ENTRIES PROVIDED:
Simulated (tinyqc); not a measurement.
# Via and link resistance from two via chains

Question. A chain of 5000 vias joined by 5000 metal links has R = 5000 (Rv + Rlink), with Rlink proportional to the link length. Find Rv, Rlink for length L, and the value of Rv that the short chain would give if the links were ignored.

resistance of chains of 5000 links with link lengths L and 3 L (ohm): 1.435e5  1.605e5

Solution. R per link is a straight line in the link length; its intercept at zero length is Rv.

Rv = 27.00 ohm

ASSIGNED TASK: Transcribe the listing above in full, word for word.

ANSWER SECTION:
Simulated (tinyqc); not a measurement.
# Via and link resistance from two via chains

Question. A chain of 5000 vias joined by 5000 metal links has R = 5000 (Rv + Rlink), with Rlink proportional to the link length. Find Rv, Rlink for length L, and the value of Rv that the short chain would give if the links were ignored.

resistance of chains of 5000 links with link lengths L and 3 L (ohm): 1.435e5  1.605e5

Solution. R per link is a straight line in the link length; its intercept at zero length is Rv.

Rv = 27.00 ohm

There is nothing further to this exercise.